#### Work task:
Reproduce the top of the data verbatim, through and including the line that contains "how much memory?".

#### Dataset content:
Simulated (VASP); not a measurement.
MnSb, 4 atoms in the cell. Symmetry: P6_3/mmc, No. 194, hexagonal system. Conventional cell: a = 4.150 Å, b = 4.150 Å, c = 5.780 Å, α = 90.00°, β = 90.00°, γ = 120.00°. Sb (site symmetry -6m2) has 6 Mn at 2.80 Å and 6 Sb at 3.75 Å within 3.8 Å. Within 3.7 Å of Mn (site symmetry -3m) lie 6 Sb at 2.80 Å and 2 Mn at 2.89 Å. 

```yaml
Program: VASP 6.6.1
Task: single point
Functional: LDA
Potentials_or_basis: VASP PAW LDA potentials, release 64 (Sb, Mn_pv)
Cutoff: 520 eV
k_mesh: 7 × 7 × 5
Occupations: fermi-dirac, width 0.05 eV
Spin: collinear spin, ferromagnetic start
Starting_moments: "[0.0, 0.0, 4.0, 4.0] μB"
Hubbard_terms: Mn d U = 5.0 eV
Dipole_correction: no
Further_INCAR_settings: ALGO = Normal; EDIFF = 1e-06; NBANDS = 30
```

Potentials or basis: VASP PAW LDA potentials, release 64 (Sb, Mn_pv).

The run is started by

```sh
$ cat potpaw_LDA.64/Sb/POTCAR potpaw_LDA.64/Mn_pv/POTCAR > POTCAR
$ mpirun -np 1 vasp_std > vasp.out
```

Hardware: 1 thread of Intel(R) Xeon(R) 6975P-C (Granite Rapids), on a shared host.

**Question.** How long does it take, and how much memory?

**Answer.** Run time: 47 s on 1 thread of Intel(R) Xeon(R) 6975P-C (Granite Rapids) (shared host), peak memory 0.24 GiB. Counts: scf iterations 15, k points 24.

#### Task result:
Simulated (VASP); not a measurement.
MnSb, 4 atoms in the cell. Symmetry: P6_3/mmc, No. 194, hexagonal system. Conventional cell: a = 4.150 Å, b = 4.150 Å, c = 5.780 Å, α = 90.00°, β = 90.00°, γ = 120.00°. Sb (site symmetry -6m2) has 6 Mn at 2.80 Å and 6 Sb at 3.75 Å within 3.8 Å. Within 3.7 Å of Mn (site symmetry -3m) lie 6 Sb at 2.80 Å and 2 Mn at 2.89 Å. 

```yaml
Program: VASP 6.6.1
Task: single point
Functional: LDA
Potentials_or_basis: VASP PAW LDA potentials, release 64 (Sb, Mn_pv)
Cutoff: 520 eV
k_mesh: 7 × 7 × 5
Occupations: fermi-dirac, width 0.05 eV
Spin: collinear spin, ferromagnetic start
Starting_moments: "[0.0, 0.0, 4.0, 4.0] μB"
Hubbard_terms: Mn d U = 5.0 eV
Dipole_correction: no
Further_INCAR_settings: ALGO = Normal; EDIFF = 1e-06; NBANDS = 30
```

Potentials or basis: VASP PAW LDA potentials, release 64 (Sb, Mn_pv).

The run is started by

```sh
$ cat potpaw_LDA.64/Sb/POTCAR potpaw_LDA.64/Mn_pv/POTCAR > POTCAR
$ mpirun -np 1 vasp_std > vasp.out
```

Hardware: 1 thread of Intel(R) Xeon(R) 6975P-C (Granite Rapids), on a shared host.

**Question.** How long does it take, and how much memory?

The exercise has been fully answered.